--------

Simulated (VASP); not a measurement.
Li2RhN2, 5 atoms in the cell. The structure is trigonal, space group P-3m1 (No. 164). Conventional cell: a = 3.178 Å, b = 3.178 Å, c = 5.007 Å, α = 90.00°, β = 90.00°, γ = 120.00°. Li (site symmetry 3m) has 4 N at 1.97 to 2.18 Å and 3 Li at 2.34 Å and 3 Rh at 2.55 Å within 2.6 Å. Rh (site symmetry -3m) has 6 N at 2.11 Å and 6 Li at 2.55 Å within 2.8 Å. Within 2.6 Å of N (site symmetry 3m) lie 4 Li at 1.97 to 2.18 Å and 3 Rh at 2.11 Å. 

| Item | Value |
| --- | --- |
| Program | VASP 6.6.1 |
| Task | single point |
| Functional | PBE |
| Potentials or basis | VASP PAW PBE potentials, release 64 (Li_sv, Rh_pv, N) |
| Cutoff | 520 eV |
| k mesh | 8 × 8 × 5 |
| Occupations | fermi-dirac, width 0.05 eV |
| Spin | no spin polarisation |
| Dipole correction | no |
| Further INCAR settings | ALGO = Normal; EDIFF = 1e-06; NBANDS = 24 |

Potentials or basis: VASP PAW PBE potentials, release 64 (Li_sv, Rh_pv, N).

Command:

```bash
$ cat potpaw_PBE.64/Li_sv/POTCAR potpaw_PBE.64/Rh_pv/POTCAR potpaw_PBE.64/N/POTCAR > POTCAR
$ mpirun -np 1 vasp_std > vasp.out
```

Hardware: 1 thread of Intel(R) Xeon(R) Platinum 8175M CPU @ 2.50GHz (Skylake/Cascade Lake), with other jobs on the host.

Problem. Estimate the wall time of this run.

--------

## REQUIRED ACTION
Print the records above verbatim from their first line to the line containing "correction | no |", both included, and stop there.

## WORKED SOLUTION
Simulated (VASP); not a measurement.
Li2RhN2, 5 atoms in the cell. The structure is trigonal, space group P-3m1 (No. 164). Conventional cell: a = 3.178 Å, b = 3.178 Å, c = 5.007 Å, α = 90.00°, β = 90.00°, γ = 120.00°. Li (site symmetry 3m) has 4 N at 1.97 to 2.18 Å and 3 Li at 2.34 Å and 3 Rh at 2.55 Å within 2.6 Å. Rh (site symmetry -3m) has 6 N at 2.11 Å and 6 Li at 2.55 Å within 2.8 Å. Within 2.6 Å of N (site symmetry 3m) lie 4 Li at 1.97 to 2.18 Å and 3 Rh at 2.11 Å. 

| Item | Value |
| --- | --- |
| Program | VASP 6.6.1 |
| Task | single point |
| Functional | PBE |
| Potentials or basis | VASP PAW PBE potentials, release 64 (Li_sv, Rh_pv, N) |
| Cutoff | 520 eV |
| k mesh | 8 × 8 × 5 |
| Occupations | fermi-dirac, width 0.05 eV |
| Spin | no spin polarisation |
| Dipole correction | no |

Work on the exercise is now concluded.